| INFORMATION GIVEN |
┌──
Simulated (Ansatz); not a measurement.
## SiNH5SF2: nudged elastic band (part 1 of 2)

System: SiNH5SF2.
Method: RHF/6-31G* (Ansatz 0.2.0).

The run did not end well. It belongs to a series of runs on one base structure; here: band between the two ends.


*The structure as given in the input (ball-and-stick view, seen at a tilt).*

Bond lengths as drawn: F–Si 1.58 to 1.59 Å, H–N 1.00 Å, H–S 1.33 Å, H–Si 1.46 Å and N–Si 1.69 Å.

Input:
└──

| WORK TASK |
Give an exact copy of the lines above from the line with "Method: RHF/6-31G* (Ansatz 0.2.0)." up to and including the line with "Bond lengths as", and leave everything else out.

| PROBLEM SOLUTION |
Method: RHF/6-31G* (Ansatz 0.2.0).

The run did not end well. It belongs to a series of runs on one base structure; here: band between the two ends.


*The structure as given in the input (ball-and-stick view, seen at a tilt).*

Bond lengths as drawn: F–Si 1.58 to 1.59 Å, H–N 1.00 Å, H–S 1.33 Å, H–Si 1.46 Å and N–Si 1.69 Å.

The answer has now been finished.